══ Records shown

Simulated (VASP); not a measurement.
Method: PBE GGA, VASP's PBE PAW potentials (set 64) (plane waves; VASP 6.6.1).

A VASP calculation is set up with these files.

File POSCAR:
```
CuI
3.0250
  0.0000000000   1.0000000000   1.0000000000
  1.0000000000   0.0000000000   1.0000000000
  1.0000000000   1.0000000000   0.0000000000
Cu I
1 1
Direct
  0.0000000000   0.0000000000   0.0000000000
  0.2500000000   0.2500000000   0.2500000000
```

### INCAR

════

_Work task_
All the lines above need to be retyped exactly, with nothing left out.

_Written response_
Simulated (VASP); not a measurement.
Method: PBE GGA, VASP's PBE PAW potentials (set 64) (plane waves; VASP 6.6.1).

A VASP calculation is set up with these files.

File POSCAR:
```
CuI
3.0250
  0.0000000000   1.0000000000   1.0000000000
  1.0000000000   0.0000000000   1.0000000000
  1.0000000000   1.0000000000   0.0000000000
Cu I
1 1
Direct
  0.0000000000   0.0000000000   0.0000000000
  0.2500000000   0.2500000000   0.2500000000
```

### INCAR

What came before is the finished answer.